| DATA SUPPLIED |
»»

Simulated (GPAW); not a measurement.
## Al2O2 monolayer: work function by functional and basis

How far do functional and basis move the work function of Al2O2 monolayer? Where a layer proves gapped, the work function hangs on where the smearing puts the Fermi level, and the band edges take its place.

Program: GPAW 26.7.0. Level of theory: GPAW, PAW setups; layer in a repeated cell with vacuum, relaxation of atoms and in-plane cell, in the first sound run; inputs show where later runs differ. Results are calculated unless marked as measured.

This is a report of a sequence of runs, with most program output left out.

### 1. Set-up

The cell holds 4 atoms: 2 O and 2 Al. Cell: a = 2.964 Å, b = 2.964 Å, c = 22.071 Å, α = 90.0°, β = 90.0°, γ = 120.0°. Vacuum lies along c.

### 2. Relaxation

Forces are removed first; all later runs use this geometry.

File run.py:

««

| REQUIRED ACTION |
The entries above hold a line with "How far do functional" and a later line with "Forces are removed". Write out exactly those lines and all lines between, nothing more.

| EXERCISE ANSWER |
How far do functional and basis move the work function of Al2O2 monolayer? Where a layer proves gapped, the work function hangs on where the smearing puts the Fermi level, and the band edges take its place.

Program: GPAW 26.7.0. Level of theory: GPAW, PAW setups; layer in a repeated cell with vacuum, relaxation of atoms and in-plane cell, in the first sound run; inputs show where later runs differ. Results are calculated unless marked as measured.

This is a report of a sequence of runs, with most program output left out.

### 1. Set-up

The cell holds 4 atoms: 2 O and 2 Al. Cell: a = 2.964 Å, b = 2.964 Å, c = 22.071 Å, α = 90.0°, β = 90.0°, γ = 120.0°. Vacuum lies along c.

### 2. Relaxation

Forces are removed first; all later runs use this geometry.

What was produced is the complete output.